Data extract
──────────────────────────────
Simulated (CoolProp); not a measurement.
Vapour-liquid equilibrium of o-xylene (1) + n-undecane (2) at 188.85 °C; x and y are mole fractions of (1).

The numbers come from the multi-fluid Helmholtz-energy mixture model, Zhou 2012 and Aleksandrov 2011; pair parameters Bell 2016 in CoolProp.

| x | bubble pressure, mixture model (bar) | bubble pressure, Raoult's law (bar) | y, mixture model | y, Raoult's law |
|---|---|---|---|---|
──────────────────────────────

Work task
Reproduce every entry above without a single alteration.

Solution
Simulated (CoolProp); not a measurement.
Vapour-liquid equilibrium of o-xylene (1) + n-undecane (2) at 188.85 °C; x and y are mole fractions of (1).

The numbers come from the multi-fluid Helmholtz-energy mixture model, Zhou 2012 and Aleksandrov 2011; pair parameters Bell 2016 in CoolProp.

| x | bubble pressure, mixture model (bar) | bubble pressure, Raoult's law (bar) | y, mixture model | y, Raoult's law |
|---|---|---|---|---|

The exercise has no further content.